▼
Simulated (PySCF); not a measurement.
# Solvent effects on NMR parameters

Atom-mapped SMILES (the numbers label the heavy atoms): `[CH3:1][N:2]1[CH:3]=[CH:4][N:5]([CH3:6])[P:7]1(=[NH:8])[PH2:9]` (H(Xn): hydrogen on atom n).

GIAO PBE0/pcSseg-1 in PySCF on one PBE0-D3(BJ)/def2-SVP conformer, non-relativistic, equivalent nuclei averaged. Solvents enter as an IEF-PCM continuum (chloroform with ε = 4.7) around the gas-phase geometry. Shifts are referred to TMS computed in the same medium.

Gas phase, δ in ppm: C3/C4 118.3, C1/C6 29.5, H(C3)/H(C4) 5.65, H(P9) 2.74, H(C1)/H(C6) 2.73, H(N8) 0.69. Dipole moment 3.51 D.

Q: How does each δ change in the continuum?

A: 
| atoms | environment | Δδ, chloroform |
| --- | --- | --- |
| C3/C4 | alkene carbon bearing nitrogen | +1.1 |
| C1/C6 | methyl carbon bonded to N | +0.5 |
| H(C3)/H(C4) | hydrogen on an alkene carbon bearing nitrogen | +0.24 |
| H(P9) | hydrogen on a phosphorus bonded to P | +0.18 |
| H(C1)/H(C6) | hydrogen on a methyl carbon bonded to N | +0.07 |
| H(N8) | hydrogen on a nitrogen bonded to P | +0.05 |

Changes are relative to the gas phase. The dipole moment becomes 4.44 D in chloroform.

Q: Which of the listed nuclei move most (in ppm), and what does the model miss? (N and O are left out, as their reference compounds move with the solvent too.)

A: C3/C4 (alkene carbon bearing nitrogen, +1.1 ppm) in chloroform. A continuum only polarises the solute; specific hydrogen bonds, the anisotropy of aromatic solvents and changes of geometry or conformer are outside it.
▲

Would you copy out exactly the lines above that start at the one containing "nitrogen | +0.24 |" and end at the one containing "Q: Which of", inclusive?

• [Answer area]
| H(C3)/H(C4) | hydrogen on an alkene carbon bearing nitrogen | +0.24 |
| H(P9) | hydrogen on a phosphorus bonded to P | +0.18 |
| H(C1)/H(C6) | hydrogen on a methyl carbon bonded to N | +0.07 |
| H(N8) | hydrogen on a nitrogen bonded to P | +0.05 |

Changes are relative to the gas phase. The dipole moment becomes 4.44 D in chloroform.

Q: Which of the listed nuclei move most (in ppm), and what does the model miss? (N and O are left out, as their reference compounds move with the solvent too.)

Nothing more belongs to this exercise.